**Assigned task:** From the first line of the records down to the one that holds "## Calculated data, Hf36O71", transcribe each line exactly and add nothing.

**Recorded data:**
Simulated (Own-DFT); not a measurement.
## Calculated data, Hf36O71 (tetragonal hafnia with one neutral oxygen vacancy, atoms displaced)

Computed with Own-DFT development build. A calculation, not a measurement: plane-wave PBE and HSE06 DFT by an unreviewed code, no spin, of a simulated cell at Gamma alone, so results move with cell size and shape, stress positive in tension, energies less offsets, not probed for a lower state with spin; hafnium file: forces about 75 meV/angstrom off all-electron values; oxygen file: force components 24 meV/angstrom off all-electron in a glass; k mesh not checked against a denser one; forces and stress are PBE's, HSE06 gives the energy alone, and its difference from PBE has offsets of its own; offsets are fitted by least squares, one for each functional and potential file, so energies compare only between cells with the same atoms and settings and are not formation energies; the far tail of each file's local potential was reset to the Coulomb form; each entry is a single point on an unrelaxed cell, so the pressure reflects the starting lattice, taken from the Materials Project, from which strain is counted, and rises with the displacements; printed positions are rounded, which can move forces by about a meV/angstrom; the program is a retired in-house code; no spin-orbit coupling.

**Answer space:**
Simulated (Own-DFT); not a measurement.
## Calculated data, Hf36O71 (tetragonal hafnia with one neutral oxygen vacancy, atoms displaced)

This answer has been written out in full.